########################################

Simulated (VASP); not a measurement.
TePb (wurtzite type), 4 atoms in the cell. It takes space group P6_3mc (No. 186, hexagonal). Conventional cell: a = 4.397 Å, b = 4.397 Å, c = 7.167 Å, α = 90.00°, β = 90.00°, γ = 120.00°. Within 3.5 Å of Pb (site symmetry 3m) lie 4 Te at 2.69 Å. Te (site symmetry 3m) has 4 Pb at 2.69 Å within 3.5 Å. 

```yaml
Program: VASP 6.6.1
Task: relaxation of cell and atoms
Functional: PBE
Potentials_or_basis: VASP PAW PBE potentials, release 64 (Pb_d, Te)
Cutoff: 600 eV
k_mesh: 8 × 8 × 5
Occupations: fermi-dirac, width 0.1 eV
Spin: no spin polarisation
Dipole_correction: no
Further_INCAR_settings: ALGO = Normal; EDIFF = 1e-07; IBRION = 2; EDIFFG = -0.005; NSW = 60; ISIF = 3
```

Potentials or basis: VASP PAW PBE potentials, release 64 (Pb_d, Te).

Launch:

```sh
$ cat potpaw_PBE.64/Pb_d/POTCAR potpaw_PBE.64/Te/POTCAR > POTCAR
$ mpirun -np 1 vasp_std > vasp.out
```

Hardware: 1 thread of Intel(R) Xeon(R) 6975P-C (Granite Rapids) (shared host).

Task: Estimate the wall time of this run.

########################################

WORK ITEM =
While keeping every line the same, please copy out all the records.

ANSWER SPACE =
Simulated (VASP); not a measurement.
TePb (wurtzite type), 4 atoms in the cell. It takes space group P6_3mc (No. 186, hexagonal). Conventional cell: a = 4.397 Å, b = 4.397 Å, c = 7.167 Å, α = 90.00°, β = 90.00°, γ = 120.00°. Within 3.5 Å of Pb (site symmetry 3m) lie 4 Te at 2.69 Å. Te (site symmetry 3m) has 4 Pb at 2.69 Å within 3.5 Å. 

```yaml
Program: VASP 6.6.1
Task: relaxation of cell and atoms
Functional: PBE
Potentials_or_basis: VASP PAW PBE potentials, release 64 (Pb_d, Te)
Cutoff: 600 eV
k_mesh: 8 × 8 × 5
Occupations: fermi-dirac, width 0.1 eV
Spin: no spin polarisation
Dipole_correction: no
Further_INCAR_settings: ALGO = Normal; EDIFF = 1e-07; IBRION = 2; EDIFFG = -0.005; NSW = 60; ISIF = 3
```

Potentials or basis: VASP PAW PBE potentials, release 64 (Pb_d, Te).

Launch:

```sh
$ cat potpaw_PBE.64/Pb_d/POTCAR potpaw_PBE.64/Te/POTCAR > POTCAR
$ mpirun -np 1 vasp_std > vasp.out
```

Hardware: 1 thread of Intel(R) Xeon(R) 6975P-C (Granite Rapids) (shared host).

Task: Estimate the wall time of this run.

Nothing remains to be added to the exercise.